(ACTION ITEM):
Repeat the data in full. Every line must match.

(RECORD SET):
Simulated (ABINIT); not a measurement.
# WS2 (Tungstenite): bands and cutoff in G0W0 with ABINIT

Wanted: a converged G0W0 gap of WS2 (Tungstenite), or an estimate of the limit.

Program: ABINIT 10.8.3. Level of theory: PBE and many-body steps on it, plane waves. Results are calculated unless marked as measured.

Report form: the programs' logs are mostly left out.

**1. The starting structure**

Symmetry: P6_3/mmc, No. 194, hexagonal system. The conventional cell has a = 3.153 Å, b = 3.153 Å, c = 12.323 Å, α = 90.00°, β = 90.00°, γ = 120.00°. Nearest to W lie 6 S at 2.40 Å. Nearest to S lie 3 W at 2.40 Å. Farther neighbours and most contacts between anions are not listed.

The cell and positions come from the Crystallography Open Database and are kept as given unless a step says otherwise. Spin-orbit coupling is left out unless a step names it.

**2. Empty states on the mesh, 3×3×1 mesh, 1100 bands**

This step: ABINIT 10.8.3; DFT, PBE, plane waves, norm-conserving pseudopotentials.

(EXERCISE ANSWER):
Simulated (ABINIT); not a measurement.
# WS2 (Tungstenite): bands and cutoff in G0W0 with ABINIT

Wanted: a converged G0W0 gap of WS2 (Tungstenite), or an estimate of the limit.

Program: ABINIT 10.8.3. Level of theory: PBE and many-body steps on it, plane waves. Results are calculated unless marked as measured.

Report form: the programs' logs are mostly left out.

**1. The starting structure**

Symmetry: P6_3/mmc, No. 194, hexagonal system. The conventional cell has a = 3.153 Å, b = 3.153 Å, c = 12.323 Å, α = 90.00°, β = 90.00°, γ = 120.00°. Nearest to W lie 6 S at 2.40 Å. Nearest to S lie 3 W at 2.40 Å. Farther neighbours and most contacts between anions are not listed.

The cell and positions come from the Crystallography Open Database and are kept as given unless a step says otherwise. Spin-orbit coupling is left out unless a step names it.

**2. Empty states on the mesh, 3×3×1 mesh, 1100 bands**

This step: ABINIT 10.8.3; DFT, PBE, plane waves, norm-conserving pseudopotentials.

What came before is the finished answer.